* _Supplied data_:
>>>

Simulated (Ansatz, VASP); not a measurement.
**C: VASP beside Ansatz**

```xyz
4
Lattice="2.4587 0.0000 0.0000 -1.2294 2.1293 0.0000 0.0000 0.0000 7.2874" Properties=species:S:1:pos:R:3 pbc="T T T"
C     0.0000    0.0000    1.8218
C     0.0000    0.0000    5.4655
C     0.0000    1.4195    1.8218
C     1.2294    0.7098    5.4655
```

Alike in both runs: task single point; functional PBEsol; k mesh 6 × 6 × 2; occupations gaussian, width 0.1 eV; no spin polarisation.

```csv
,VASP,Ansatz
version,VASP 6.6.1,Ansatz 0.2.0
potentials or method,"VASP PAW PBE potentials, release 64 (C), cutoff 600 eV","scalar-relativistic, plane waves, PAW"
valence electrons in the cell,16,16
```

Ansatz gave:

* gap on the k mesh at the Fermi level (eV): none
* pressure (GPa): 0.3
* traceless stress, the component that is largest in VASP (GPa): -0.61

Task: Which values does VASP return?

<<<

* _Assigned task_:
Output the records in full. Keep every character as it is.

* _Written response_:
Simulated (Ansatz, VASP); not a measurement.
**C: VASP beside Ansatz**

```xyz
4
Lattice="2.4587 0.0000 0.0000 -1.2294 2.1293 0.0000 0.0000 0.0000 7.2874" Properties=species:S:1:pos:R:3 pbc="T T T"
C     0.0000    0.0000    1.8218
C     0.0000    0.0000    5.4655
C     0.0000    1.4195    1.8218
C     1.2294    0.7098    5.4655
```

Alike in both runs: task single point; functional PBEsol; k mesh 6 × 6 × 2; occupations gaussian, width 0.1 eV; no spin polarisation.

```csv
,VASP,Ansatz
version,VASP 6.6.1,Ansatz 0.2.0
potentials or method,"VASP PAW PBE potentials, release 64 (C), cutoff 600 eV","scalar-relativistic, plane waves, PAW"
valence electrons in the cell,16,16
```

Ansatz gave:

* gap on the k mesh at the Fermi level (eV): none
* pressure (GPa): 0.3
* traceless stress, the component that is largest in VASP (GPa): -0.61

Task: Which values does VASP return?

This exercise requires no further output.